Assigned task:
Restate every record exactly, with nothing skipped.

-------

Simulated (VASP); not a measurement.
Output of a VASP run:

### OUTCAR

-------

Written response:
Simulated (VASP); not a measurement.
Output of a VASP run:

### OUTCAR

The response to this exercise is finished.